**Dataset records:**
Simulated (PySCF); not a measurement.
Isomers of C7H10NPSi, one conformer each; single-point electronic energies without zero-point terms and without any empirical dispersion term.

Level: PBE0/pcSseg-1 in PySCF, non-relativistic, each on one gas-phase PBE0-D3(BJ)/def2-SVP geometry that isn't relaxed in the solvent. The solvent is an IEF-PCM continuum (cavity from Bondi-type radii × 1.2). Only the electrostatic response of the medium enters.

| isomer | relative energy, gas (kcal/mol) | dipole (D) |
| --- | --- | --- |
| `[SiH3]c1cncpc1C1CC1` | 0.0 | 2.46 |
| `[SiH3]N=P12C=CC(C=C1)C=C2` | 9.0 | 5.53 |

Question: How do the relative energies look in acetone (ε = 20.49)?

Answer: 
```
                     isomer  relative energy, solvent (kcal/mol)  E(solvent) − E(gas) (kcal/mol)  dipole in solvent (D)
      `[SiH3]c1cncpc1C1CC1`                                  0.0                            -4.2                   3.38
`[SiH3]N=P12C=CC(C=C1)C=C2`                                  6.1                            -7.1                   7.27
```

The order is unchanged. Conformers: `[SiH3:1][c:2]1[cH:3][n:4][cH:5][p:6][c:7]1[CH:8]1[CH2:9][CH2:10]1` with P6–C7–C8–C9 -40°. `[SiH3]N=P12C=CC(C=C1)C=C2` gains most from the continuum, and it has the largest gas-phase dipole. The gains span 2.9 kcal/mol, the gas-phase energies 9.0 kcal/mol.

**Assigned task:** Restate the material exactly as given.

**Answer space:**
Simulated (PySCF); not a measurement.
Isomers of C7H10NPSi, one conformer each; single-point electronic energies without zero-point terms and without any empirical dispersion term.

Level: PBE0/pcSseg-1 in PySCF, non-relativistic, each on one gas-phase PBE0-D3(BJ)/def2-SVP geometry that isn't relaxed in the solvent. The solvent is an IEF-PCM continuum (cavity from Bondi-type radii × 1.2). Only the electrostatic response of the medium enters.

| isomer | relative energy, gas (kcal/mol) | dipole (D) |
| --- | --- | --- |
| `[SiH3]c1cncpc1C1CC1` | 0.0 | 2.46 |
| `[SiH3]N=P12C=CC(C=C1)C=C2` | 9.0 | 5.53 |

Question: How do the relative energies look in acetone (ε = 20.49)?

Answer: 
```
                     isomer  relative energy, solvent (kcal/mol)  E(solvent) − E(gas) (kcal/mol)  dipole in solvent (D)
      `[SiH3]c1cncpc1C1CC1`                                  0.0                            -4.2                   3.38
`[SiH3]N=P12C=CC(C=C1)C=C2`                                  6.1                            -7.1                   7.27
```

The order is unchanged. Conformers: `[SiH3:1][c:2]1[cH:3][n:4][cH:5][p:6][c:7]1[CH:8]1[CH2:9][CH2:10]1` with P6–C7–C8–C9 -40°. `[SiH3]N=P12C=CC(C=C1)C=C2` gains most from the continuum, and it has the largest gas-phase dipole. The gains span 2.9 kcal/mol, the gas-phase energies 9.0 kcal/mol.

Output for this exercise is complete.